Provided information
_____
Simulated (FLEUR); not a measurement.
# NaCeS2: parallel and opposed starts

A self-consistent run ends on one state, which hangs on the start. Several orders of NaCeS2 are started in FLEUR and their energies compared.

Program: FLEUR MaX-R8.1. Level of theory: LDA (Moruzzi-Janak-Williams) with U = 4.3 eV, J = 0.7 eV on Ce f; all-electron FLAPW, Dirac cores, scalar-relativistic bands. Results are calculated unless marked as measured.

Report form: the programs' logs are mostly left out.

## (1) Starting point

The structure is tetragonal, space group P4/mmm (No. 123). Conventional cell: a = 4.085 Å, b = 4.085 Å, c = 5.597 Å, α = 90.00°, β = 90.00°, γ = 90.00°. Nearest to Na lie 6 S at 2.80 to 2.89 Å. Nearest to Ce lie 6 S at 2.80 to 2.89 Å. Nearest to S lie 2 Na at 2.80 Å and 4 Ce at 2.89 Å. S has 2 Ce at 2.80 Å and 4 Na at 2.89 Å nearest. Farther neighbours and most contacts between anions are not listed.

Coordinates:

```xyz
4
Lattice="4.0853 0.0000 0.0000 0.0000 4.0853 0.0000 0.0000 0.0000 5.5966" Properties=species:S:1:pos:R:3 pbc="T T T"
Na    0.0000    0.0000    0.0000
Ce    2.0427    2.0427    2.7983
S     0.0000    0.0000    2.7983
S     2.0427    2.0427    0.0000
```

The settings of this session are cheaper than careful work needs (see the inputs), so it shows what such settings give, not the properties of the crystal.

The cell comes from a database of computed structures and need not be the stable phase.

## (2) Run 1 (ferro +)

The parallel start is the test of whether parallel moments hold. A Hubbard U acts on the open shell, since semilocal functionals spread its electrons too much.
_____

Work instruction
Could you retype all of the entries exactly, leaving none out?

Solution
Simulated (FLEUR); not a measurement.
# NaCeS2: parallel and opposed starts

A self-consistent run ends on one state, which hangs on the start. Several orders of NaCeS2 are started in FLEUR and their energies compared.

Program: FLEUR MaX-R8.1. Level of theory: LDA (Moruzzi-Janak-Williams) with U = 4.3 eV, J = 0.7 eV on Ce f; all-electron FLAPW, Dirac cores, scalar-relativistic bands. Results are calculated unless marked as measured.

Report form: the programs' logs are mostly left out.

## (1) Starting point

The structure is tetragonal, space group P4/mmm (No. 123). Conventional cell: a = 4.085 Å, b = 4.085 Å, c = 5.597 Å, α = 90.00°, β = 90.00°, γ = 90.00°. Nearest to Na lie 6 S at 2.80 to 2.89 Å. Nearest to Ce lie 6 S at 2.80 to 2.89 Å. Nearest to S lie 2 Na at 2.80 Å and 4 Ce at 2.89 Å. S has 2 Ce at 2.80 Å and 4 Na at 2.89 Å nearest. Farther neighbours and most contacts between anions are not listed.

Coordinates:

```xyz
4
Lattice="4.0853 0.0000 0.0000 0.0000 4.0853 0.0000 0.0000 0.0000 5.5966" Properties=species:S:1:pos:R:3 pbc="T T T"
Na    0.0000    0.0000    0.0000
Ce    2.0427    2.0427    2.7983
S     0.0000    0.0000    2.7983
S     2.0427    2.0427    0.0000
```

The settings of this session are cheaper than careful work needs (see the inputs), so it shows what such settings give, not the properties of the crystal.

The cell comes from a database of computed structures and need not be the stable phase.

## (2) Run 1 (ferro +)

The parallel start is the test of whether parallel moments hold. A Hubbard U acts on the open shell, since semilocal functionals spread its electrons too much.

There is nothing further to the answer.